> [Data for analysis]
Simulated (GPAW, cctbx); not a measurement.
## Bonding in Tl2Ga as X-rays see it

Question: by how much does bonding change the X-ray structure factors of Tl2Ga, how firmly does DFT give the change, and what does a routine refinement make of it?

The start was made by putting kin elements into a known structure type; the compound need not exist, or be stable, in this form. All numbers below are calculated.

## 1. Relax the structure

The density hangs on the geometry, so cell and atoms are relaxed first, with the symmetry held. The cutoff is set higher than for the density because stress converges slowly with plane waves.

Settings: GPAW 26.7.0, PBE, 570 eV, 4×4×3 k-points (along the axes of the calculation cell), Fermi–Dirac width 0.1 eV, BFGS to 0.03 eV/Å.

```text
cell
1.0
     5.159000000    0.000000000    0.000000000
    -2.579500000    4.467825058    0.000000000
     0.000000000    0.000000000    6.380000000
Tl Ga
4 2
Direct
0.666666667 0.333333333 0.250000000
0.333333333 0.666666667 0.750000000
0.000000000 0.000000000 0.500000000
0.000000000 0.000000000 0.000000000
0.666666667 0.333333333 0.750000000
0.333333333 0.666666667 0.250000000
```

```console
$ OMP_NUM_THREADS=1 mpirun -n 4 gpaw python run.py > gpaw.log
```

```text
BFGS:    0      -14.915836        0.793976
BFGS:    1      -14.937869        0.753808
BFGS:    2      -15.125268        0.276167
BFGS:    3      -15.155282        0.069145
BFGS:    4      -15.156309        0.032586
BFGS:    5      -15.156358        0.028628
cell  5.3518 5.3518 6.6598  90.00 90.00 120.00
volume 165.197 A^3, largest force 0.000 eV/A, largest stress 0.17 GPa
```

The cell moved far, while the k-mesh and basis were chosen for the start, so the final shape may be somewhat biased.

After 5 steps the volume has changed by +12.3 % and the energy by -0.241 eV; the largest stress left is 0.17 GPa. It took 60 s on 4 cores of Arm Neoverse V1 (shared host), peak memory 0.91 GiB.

> [Work request]
In the entries above, restate word for word the lines between the one holding "## Bonding in Tl2Ga as X-rays see it" and the one holding "The cell moved", inclusive, and nothing besides.

> [Answer box]
## Bonding in Tl2Ga as X-rays see it

Question: by how much does bonding change the X-ray structure factors of Tl2Ga, how firmly does DFT give the change, and what does a routine refinement make of it?

The start was made by putting kin elements into a known structure type; the compound need not exist, or be stable, in this form. All numbers below are calculated.

## 1. Relax the structure

The density hangs on the geometry, so cell and atoms are relaxed first, with the symmetry held. The cutoff is set higher than for the density because stress converges slowly with plane waves.

Settings: GPAW 26.7.0, PBE, 570 eV, 4×4×3 k-points (along the axes of the calculation cell), Fermi–Dirac width 0.1 eV, BFGS to 0.03 eV/Å.

```text
cell
1.0
     5.159000000    0.000000000    0.000000000
    -2.579500000    4.467825058    0.000000000
     0.000000000    0.000000000    6.380000000
Tl Ga
4 2
Direct
0.666666667 0.333333333 0.250000000
0.333333333 0.666666667 0.750000000
0.000000000 0.000000000 0.500000000
0.000000000 0.000000000 0.000000000
0.666666667 0.333333333 0.750000000
0.333333333 0.666666667 0.250000000
```

```console
$ OMP_NUM_THREADS=1 mpirun -n 4 gpaw python run.py > gpaw.log
```

```text
BFGS:    0      -14.915836        0.793976
BFGS:    1      -14.937869        0.753808
BFGS:    2      -15.125268        0.276167
BFGS:    3      -15.155282        0.069145
BFGS:    4      -15.156309        0.032586
BFGS:    5      -15.156358        0.028628
cell  5.3518 5.3518 6.6598  90.00 90.00 120.00
volume 165.197 A^3, largest force 0.000 eV/A, largest stress 0.17 GPa
```

The cell moved far, while the k-mesh and basis were chosen for the start, so the final shape may be somewhat biased.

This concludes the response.